Extracted information:
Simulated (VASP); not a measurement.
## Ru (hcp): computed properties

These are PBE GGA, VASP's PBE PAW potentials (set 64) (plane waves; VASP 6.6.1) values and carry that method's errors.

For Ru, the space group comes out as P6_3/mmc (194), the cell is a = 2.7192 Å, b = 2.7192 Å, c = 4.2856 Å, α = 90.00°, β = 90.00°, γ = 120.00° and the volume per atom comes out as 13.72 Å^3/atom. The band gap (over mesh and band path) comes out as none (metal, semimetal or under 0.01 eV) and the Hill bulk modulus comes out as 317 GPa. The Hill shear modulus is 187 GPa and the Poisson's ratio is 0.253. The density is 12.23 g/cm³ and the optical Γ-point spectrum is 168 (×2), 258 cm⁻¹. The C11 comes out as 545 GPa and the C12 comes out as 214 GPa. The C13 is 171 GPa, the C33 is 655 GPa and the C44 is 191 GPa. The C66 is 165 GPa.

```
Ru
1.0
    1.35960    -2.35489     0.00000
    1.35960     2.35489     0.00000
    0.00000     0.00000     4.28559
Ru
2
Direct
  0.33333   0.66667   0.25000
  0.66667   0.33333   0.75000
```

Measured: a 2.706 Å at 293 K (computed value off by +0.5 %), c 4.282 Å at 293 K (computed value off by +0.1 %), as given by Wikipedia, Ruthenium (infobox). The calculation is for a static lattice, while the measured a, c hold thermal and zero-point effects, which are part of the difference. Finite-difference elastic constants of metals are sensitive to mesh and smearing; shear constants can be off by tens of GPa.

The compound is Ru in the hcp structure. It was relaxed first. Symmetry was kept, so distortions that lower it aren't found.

Work task: All of the records need to be returned exactly as they are.

Exercise result:
Simulated (VASP); not a measurement.
## Ru (hcp): computed properties

These are PBE GGA, VASP's PBE PAW potentials (set 64) (plane waves; VASP 6.6.1) values and carry that method's errors.

For Ru, the space group comes out as P6_3/mmc (194), the cell is a = 2.7192 Å, b = 2.7192 Å, c = 4.2856 Å, α = 90.00°, β = 90.00°, γ = 120.00° and the volume per atom comes out as 13.72 Å^3/atom. The band gap (over mesh and band path) comes out as none (metal, semimetal or under 0.01 eV) and the Hill bulk modulus comes out as 317 GPa. The Hill shear modulus is 187 GPa and the Poisson's ratio is 0.253. The density is 12.23 g/cm³ and the optical Γ-point spectrum is 168 (×2), 258 cm⁻¹. The C11 comes out as 545 GPa and the C12 comes out as 214 GPa. The C13 is 171 GPa, the C33 is 655 GPa and the C44 is 191 GPa. The C66 is 165 GPa.

```
Ru
1.0
    1.35960    -2.35489     0.00000
    1.35960     2.35489     0.00000
    0.00000     0.00000     4.28559
Ru
2
Direct
  0.33333   0.66667   0.25000
  0.66667   0.33333   0.75000
```

Measured: a 2.706 Å at 293 K (computed value off by +0.5 %), c 4.282 Å at 293 K (computed value off by +0.1 %), as given by Wikipedia, Ruthenium (infobox). The calculation is for a static lattice, while the measured a, c hold thermal and zero-point effects, which are part of the difference. Finite-difference elastic constants of metals are sensitive to mesh and smearing; shear constants can be off by tens of GPa.

The compound is Ru in the hcp structure. It was relaxed first. Symmetry was kept, so distortions that lower it aren't found.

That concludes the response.